▸ **Action item**
Copy the lines exactly. Begin at the first line of the data and stop after the line with "Q: Where is".

##### Information provided #####

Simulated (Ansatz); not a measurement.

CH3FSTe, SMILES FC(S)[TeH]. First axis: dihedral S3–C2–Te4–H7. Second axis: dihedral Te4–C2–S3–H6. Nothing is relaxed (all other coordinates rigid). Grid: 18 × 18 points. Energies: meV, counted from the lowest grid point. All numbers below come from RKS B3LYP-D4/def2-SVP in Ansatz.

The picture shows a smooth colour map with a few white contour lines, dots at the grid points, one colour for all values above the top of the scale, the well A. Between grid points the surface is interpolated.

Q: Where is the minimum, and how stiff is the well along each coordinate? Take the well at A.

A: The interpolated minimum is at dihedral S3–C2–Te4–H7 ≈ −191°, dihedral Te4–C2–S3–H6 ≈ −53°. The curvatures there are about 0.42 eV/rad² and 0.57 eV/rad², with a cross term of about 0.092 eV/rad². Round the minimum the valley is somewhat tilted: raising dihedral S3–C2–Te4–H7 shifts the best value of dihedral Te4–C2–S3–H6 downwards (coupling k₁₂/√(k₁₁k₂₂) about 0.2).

#####

▸ **Exercise answer**
Simulated (Ansatz); not a measurement.

CH3FSTe, SMILES FC(S)[TeH]. First axis: dihedral S3–C2–Te4–H7. Second axis: dihedral Te4–C2–S3–H6. Nothing is relaxed (all other coordinates rigid). Grid: 18 × 18 points. Energies: meV, counted from the lowest grid point. All numbers below come from RKS B3LYP-D4/def2-SVP in Ansatz.

The picture shows a smooth colour map with a few white contour lines, dots at the grid points, one colour for all values above the top of the scale, the well A. Between grid points the surface is interpolated.

Q: Where is the minimum, and how stiff is the well along each coordinate? Take the well at A.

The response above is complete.